Provided data
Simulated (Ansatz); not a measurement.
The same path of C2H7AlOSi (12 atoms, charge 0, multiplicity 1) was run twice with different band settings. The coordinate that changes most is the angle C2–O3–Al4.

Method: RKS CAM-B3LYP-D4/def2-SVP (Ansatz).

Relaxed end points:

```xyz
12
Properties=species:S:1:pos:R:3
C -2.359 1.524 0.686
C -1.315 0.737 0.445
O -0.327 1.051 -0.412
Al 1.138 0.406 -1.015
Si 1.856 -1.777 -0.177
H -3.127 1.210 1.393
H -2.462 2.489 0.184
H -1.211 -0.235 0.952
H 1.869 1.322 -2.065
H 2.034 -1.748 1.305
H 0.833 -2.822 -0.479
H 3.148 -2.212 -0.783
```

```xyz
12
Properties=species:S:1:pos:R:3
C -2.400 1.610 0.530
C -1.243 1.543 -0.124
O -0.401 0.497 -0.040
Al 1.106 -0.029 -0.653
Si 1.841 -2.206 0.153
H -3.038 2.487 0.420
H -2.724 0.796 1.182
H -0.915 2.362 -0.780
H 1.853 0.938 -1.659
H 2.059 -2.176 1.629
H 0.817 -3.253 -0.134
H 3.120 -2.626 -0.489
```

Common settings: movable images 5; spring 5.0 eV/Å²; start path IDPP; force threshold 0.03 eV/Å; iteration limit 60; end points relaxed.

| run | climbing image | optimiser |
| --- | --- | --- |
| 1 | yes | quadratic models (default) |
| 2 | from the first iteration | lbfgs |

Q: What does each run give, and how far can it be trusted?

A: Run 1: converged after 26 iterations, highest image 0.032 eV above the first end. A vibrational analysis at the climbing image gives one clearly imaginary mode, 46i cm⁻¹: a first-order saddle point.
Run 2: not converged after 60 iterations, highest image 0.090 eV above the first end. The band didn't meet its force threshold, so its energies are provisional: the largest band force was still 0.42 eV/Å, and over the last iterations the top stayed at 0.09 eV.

Work request
From the first line above through the line that contains "Q: What does", quote each line exactly. Output nothing more.

Worked solution
Simulated (Ansatz); not a measurement.
The same path of C2H7AlOSi (12 atoms, charge 0, multiplicity 1) was run twice with different band settings. The coordinate that changes most is the angle C2–O3–Al4.

Method: RKS CAM-B3LYP-D4/def2-SVP (Ansatz).

Relaxed end points:

```xyz
12
Properties=species:S:1:pos:R:3
C -2.359 1.524 0.686
C -1.315 0.737 0.445
O -0.327 1.051 -0.412
Al 1.138 0.406 -1.015
Si 1.856 -1.777 -0.177
H -3.127 1.210 1.393
H -2.462 2.489 0.184
H -1.211 -0.235 0.952
H 1.869 1.322 -2.065
H 2.034 -1.748 1.305
H 0.833 -2.822 -0.479
H 3.148 -2.212 -0.783
```

```xyz
12
Properties=species:S:1:pos:R:3
C -2.400 1.610 0.530
C -1.243 1.543 -0.124
O -0.401 0.497 -0.040
Al 1.106 -0.029 -0.653
Si 1.841 -2.206 0.153
H -3.038 2.487 0.420
H -2.724 0.796 1.182
H -0.915 2.362 -0.780
H 1.853 0.938 -1.659
H 2.059 -2.176 1.629
H 0.817 -3.253 -0.134
H 3.120 -2.626 -0.489
```

Common settings: movable images 5; spring 5.0 eV/Å²; start path IDPP; force threshold 0.03 eV/Å; iteration limit 60; end points relaxed.

| run | climbing image | optimiser |
| --- | --- | --- |
| 1 | yes | quadratic models (default) |
| 2 | from the first iteration | lbfgs |

Q: What does each run give, and how far can it be trusted?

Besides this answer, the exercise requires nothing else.